Action item: Reproduce the records word for word, from the first line to the line containing "What differs from".

-------------------------

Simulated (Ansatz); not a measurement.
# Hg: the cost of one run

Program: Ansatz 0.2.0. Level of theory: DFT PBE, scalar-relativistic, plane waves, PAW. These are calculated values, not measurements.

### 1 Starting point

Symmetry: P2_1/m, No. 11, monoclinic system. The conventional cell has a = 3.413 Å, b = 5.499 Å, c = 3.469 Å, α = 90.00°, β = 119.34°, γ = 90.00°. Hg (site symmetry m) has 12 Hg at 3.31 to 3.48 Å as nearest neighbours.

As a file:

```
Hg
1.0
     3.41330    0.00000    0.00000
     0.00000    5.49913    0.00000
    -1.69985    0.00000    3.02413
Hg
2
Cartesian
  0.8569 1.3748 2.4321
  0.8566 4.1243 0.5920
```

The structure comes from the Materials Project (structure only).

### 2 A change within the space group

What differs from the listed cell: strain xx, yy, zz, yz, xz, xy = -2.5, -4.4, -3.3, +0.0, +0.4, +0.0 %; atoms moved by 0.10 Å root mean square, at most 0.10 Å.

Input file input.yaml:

-------------------------

Answer area:
Simulated (Ansatz); not a measurement.
# Hg: the cost of one run

Program: Ansatz 0.2.0. Level of theory: DFT PBE, scalar-relativistic, plane waves, PAW. These are calculated values, not measurements.

### 1 Starting point

Symmetry: P2_1/m, No. 11, monoclinic system. The conventional cell has a = 3.413 Å, b = 5.499 Å, c = 3.469 Å, α = 90.00°, β = 119.34°, γ = 90.00°. Hg (site symmetry m) has 12 Hg at 3.31 to 3.48 Å as nearest neighbours.

As a file:

```
Hg
1.0
     3.41330    0.00000    0.00000
     0.00000    5.49913    0.00000
    -1.69985    0.00000    3.02413
Hg
2
Cartesian
  0.8569 1.3748 2.4321
  0.8566 4.1243 0.5920
```

The structure comes from the Materials Project (structure only).

### 2 A change within the space group

What differs from the listed cell: strain xx, yy, zz, yz, xz, xy = -2.5, -4.4, -3.3, +0.0, +0.4, +0.0 %; atoms moved by 0.10 Å root mean square, at most 0.10 Å.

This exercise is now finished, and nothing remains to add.